__Assignment__. Output each record exactly. Leave none out.

--- START ---
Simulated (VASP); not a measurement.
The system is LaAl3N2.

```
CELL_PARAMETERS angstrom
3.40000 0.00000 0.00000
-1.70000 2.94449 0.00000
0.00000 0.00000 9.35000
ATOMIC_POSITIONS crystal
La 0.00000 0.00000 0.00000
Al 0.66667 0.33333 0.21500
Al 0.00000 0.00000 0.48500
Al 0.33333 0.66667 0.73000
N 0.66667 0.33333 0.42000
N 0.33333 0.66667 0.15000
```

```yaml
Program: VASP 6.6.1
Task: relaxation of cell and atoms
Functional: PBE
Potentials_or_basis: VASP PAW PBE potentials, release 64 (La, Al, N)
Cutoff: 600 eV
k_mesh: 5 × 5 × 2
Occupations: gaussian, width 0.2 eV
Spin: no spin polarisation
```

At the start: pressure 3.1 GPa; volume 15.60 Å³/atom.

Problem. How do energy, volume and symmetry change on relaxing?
--- END ---

__Written reply__.
Simulated (VASP); not a measurement.
The system is LaAl3N2.

```
CELL_PARAMETERS angstrom
3.40000 0.00000 0.00000
-1.70000 2.94449 0.00000
0.00000 0.00000 9.35000
ATOMIC_POSITIONS crystal
La 0.00000 0.00000 0.00000
Al 0.66667 0.33333 0.21500
Al 0.00000 0.00000 0.48500
Al 0.33333 0.66667 0.73000
N 0.66667 0.33333 0.42000
N 0.33333 0.66667 0.15000
```

```yaml
Program: VASP 6.6.1
Task: relaxation of cell and atoms
Functional: PBE
Potentials_or_basis: VASP PAW PBE potentials, release 64 (La, Al, N)
Cutoff: 600 eV
k_mesh: 5 × 5 × 2
Occupations: gaussian, width 0.2 eV
Spin: no spin polarisation
```

At the start: pressure 3.1 GPa; volume 15.60 Å³/atom.

Problem. How do energy, volume and symmetry change on relaxing?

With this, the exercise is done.